WORK REQUEST – Please transcribe the data that follows exactly, from its first line through the line that contains "Errors of the".

LISTED RECORDS –
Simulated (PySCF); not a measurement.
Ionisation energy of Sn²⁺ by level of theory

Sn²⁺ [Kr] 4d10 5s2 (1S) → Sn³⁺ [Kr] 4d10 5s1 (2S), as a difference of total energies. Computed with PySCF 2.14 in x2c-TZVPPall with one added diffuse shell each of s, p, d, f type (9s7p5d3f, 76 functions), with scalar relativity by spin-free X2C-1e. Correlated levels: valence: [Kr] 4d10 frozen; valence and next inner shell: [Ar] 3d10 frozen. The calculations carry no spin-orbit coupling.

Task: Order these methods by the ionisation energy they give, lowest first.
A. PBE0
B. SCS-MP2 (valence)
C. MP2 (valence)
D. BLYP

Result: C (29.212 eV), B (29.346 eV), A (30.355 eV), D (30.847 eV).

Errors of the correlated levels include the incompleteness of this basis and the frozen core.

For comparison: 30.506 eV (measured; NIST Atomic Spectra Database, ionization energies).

SOLUTION –
Simulated (PySCF); not a measurement.
Ionisation energy of Sn²⁺ by level of theory

Sn²⁺ [Kr] 4d10 5s2 (1S) → Sn³⁺ [Kr] 4d10 5s1 (2S), as a difference of total energies. Computed with PySCF 2.14 in x2c-TZVPPall with one added diffuse shell each of s, p, d, f type (9s7p5d3f, 76 functions), with scalar relativity by spin-free X2C-1e. Correlated levels: valence: [Kr] 4d10 frozen; valence and next inner shell: [Ar] 3d10 frozen. The calculations carry no spin-orbit coupling.

Task: Order these methods by the ionisation energy they give, lowest first.
A. PBE0
B. SCS-MP2 (valence)
C. MP2 (valence)
D. BLYP

Result: C (29.212 eV), B (29.346 eV), A (30.355 eV), D (30.847 eV).

Errors of the correlated levels include the incompleteness of this basis and the frozen core.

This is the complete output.